**TASK ITEM**
Could you retype the whole listing, word for word?

**DATASET EXCERPTS**
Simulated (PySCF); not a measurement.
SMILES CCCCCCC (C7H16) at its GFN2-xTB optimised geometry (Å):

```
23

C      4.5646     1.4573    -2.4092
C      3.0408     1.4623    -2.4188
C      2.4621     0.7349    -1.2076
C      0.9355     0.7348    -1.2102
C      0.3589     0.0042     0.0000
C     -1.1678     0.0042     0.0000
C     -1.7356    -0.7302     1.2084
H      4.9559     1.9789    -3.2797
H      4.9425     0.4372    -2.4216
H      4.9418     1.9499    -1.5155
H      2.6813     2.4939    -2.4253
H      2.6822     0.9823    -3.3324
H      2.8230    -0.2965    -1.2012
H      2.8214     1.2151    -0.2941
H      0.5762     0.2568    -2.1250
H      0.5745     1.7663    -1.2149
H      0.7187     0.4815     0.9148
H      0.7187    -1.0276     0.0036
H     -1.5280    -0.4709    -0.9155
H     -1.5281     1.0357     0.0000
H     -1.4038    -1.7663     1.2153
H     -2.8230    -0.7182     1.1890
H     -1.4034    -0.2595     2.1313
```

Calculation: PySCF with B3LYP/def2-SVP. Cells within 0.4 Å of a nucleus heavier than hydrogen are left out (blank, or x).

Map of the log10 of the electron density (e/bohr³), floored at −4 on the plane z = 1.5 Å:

**EXERCISE RESPONSE**
Simulated (PySCF); not a measurement.
SMILES CCCCCCC (C7H16) at its GFN2-xTB optimised geometry (Å):

```
23

C      4.5646     1.4573    -2.4092
C      3.0408     1.4623    -2.4188
C      2.4621     0.7349    -1.2076
C      0.9355     0.7348    -1.2102
C      0.3589     0.0042     0.0000
C     -1.1678     0.0042     0.0000
C     -1.7356    -0.7302     1.2084
H      4.9559     1.9789    -3.2797
H      4.9425     0.4372    -2.4216
H      4.9418     1.9499    -1.5155
H      2.6813     2.4939    -2.4253
H      2.6822     0.9823    -3.3324
H      2.8230    -0.2965    -1.2012
H      2.8214     1.2151    -0.2941
H      0.5762     0.2568    -2.1250
H      0.5745     1.7663    -1.2149
H      0.7187     0.4815     0.9148
H      0.7187    -1.0276     0.0036
H     -1.5280    -0.4709    -0.9155
H     -1.5281     1.0357     0.0000
H     -1.4038    -1.7663     1.2153
H     -2.8230    -0.7182     1.1890
H     -1.4034    -0.2595     2.1313
```

Calculation: PySCF with B3LYP/def2-SVP. Cells within 0.4 Å of a nucleus heavier than hydrogen are left out (blank, or x).

Map of the log10 of the electron density (e/bohr³), floored at −4 on the plane z = 1.5 Å:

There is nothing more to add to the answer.